Brief —
Could you please retype all of the data below exactly?

----------------
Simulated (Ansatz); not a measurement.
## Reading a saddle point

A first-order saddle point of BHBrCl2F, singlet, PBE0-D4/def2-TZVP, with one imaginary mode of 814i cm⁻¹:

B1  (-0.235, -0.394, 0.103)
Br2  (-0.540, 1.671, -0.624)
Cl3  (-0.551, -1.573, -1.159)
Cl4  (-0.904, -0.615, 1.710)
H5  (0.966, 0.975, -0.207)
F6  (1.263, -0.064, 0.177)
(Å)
----------------

Problem solution —
Simulated (Ansatz); not a measurement.
## Reading a saddle point

A first-order saddle point of BHBrCl2F, singlet, PBE0-D4/def2-TZVP, with one imaginary mode of 814i cm⁻¹:

B1  (-0.235, -0.394, 0.103)
Br2  (-0.540, 1.671, -0.624)
Cl3  (-0.551, -1.573, -1.159)
Cl4  (-0.904, -0.615, 1.710)
H5  (0.966, 0.975, -0.207)
F6  (1.263, -0.064, 0.177)
(Å)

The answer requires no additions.